(Action item)
Would you set down every line of the data below exactly as it reads?

>>>
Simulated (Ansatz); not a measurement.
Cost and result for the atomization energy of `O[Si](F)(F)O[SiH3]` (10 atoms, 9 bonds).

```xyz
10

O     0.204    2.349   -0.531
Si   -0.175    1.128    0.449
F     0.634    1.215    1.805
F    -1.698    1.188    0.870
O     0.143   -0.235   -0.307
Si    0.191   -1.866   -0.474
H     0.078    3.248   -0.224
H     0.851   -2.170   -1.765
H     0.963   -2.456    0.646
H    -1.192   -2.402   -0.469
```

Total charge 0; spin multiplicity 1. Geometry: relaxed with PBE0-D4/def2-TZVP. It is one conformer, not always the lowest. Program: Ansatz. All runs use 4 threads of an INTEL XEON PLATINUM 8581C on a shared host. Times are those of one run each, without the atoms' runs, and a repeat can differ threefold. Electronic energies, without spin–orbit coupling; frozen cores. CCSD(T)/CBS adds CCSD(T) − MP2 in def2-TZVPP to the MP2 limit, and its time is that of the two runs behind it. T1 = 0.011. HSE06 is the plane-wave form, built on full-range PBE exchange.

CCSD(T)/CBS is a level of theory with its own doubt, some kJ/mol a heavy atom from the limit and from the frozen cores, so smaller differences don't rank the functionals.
<<<

(Your response)
Simulated (Ansatz); not a measurement.
Cost and result for the atomization energy of `O[Si](F)(F)O[SiH3]` (10 atoms, 9 bonds).

```xyz
10

O     0.204    2.349   -0.531
Si   -0.175    1.128    0.449
F     0.634    1.215    1.805
F    -1.698    1.188    0.870
O     0.143   -0.235   -0.307
Si    0.191   -1.866   -0.474
H     0.078    3.248   -0.224
H     0.851   -2.170   -1.765
H     0.963   -2.456    0.646
H    -1.192   -2.402   -0.469
```

Total charge 0; spin multiplicity 1. Geometry: relaxed with PBE0-D4/def2-TZVP. It is one conformer, not always the lowest. Program: Ansatz. All runs use 4 threads of an INTEL XEON PLATINUM 8581C on a shared host. Times are those of one run each, without the atoms' runs, and a repeat can differ threefold. Electronic energies, without spin–orbit coupling; frozen cores. CCSD(T)/CBS adds CCSD(T) − MP2 in def2-TZVPP to the MP2 limit, and its time is that of the two runs behind it. T1 = 0.011. HSE06 is the plane-wave form, built on full-range PBE exchange.

CCSD(T)/CBS is a level of theory with its own doubt, some kJ/mol a heavy atom from the limit and from the frozen cores, so smaller differences don't rank the functionals.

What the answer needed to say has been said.